Work request
In the listing below, find the line holding "width 0.1 eV" and the line holding "It took 3.5". Write out those two lines and all lines between, exactly, and nothing more.

Dataset entries
-=-=-=-=-

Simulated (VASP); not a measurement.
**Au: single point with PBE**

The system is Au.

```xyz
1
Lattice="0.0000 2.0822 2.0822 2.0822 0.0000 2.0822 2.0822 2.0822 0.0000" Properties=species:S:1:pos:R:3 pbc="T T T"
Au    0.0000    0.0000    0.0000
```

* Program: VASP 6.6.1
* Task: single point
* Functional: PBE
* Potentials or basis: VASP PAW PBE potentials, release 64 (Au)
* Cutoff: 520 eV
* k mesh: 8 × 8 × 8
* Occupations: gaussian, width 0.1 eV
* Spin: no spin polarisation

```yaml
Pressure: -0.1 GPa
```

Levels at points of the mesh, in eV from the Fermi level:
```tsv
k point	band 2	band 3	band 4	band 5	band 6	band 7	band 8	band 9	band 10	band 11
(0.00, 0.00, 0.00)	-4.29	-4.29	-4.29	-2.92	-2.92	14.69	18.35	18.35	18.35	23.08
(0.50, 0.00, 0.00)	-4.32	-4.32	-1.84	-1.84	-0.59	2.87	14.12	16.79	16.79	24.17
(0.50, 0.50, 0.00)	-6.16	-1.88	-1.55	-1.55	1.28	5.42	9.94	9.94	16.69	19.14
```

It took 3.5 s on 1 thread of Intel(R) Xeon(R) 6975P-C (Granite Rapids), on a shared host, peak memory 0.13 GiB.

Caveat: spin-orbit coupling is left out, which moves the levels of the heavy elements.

-=-=-=-=-

Worked solution
* Occupations: gaussian, width 0.1 eV
* Spin: no spin polarisation

```yaml
Pressure: -0.1 GPa
```

Levels at points of the mesh, in eV from the Fermi level:
```tsv
k point	band 2	band 3	band 4	band 5	band 6	band 7	band 8	band 9	band 10	band 11
(0.00, 0.00, 0.00)	-4.29	-4.29	-4.29	-2.92	-2.92	14.69	18.35	18.35	18.35	23.08
(0.50, 0.00, 0.00)	-4.32	-4.32	-1.84	-1.84	-0.59	2.87	14.12	16.79	16.79	24.17
(0.50, 0.50, 0.00)	-6.16	-1.88	-1.55	-1.55	1.28	5.42	9.94	9.94	16.69	19.14
```

It took 3.5 s on 1 thread of Intel(R) Xeon(R) 6975P-C (Granite Rapids), on a shared host, peak memory 0.13 GiB.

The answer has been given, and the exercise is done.